The required output is every line from the beginning of the entries below through the line that includes "Neopentane along the", copied exactly.

Start of Source information

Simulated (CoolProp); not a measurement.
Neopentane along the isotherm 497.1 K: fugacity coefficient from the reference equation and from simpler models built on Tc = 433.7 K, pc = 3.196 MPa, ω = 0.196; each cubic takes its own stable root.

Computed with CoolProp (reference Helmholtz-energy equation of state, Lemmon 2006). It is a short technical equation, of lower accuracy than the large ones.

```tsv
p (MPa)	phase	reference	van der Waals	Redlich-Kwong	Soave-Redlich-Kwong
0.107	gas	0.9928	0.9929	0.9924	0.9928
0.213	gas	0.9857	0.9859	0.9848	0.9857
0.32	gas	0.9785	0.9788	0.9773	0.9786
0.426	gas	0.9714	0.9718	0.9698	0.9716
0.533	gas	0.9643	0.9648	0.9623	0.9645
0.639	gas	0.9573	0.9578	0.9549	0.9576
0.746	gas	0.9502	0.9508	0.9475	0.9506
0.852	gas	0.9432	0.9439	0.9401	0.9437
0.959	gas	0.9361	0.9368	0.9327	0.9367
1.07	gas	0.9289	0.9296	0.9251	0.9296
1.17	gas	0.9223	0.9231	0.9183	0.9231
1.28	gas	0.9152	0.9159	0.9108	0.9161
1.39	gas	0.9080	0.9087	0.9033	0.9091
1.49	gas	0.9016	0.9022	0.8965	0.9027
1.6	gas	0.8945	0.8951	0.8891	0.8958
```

End of Source information

Exercise result:
Simulated (CoolProp); not a measurement.
Neopentane along the isotherm 497.1 K: fugacity coefficient from the reference equation and from simpler models built on Tc = 433.7 K, pc = 3.196 MPa, ω = 0.196; each cubic takes its own stable root.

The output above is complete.